_Recorded data:_
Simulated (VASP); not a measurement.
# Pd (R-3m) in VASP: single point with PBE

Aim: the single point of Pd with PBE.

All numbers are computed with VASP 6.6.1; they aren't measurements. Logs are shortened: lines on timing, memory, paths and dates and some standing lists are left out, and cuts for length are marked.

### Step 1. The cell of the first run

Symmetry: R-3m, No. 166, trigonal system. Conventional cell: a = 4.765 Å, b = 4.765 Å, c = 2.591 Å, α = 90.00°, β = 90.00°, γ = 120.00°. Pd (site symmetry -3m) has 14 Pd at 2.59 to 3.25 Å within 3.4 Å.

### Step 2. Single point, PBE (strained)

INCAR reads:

_Work instruction:_ Could you retype each record exactly as it appears?

_Reply:_
Simulated (VASP); not a measurement.
# Pd (R-3m) in VASP: single point with PBE

Aim: the single point of Pd with PBE.

All numbers are computed with VASP 6.6.1; they aren't measurements. Logs are shortened: lines on timing, memory, paths and dates and some standing lists are left out, and cuts for length are marked.

### Step 1. The cell of the first run

Symmetry: R-3m, No. 166, trigonal system. Conventional cell: a = 4.765 Å, b = 4.765 Å, c = 2.591 Å, α = 90.00°, β = 90.00°, γ = 120.00°. Pd (site symmetry -3m) has 14 Pd at 2.59 to 3.25 Å within 3.4 Å.

### Step 2. Single point, PBE (strained)

INCAR reads:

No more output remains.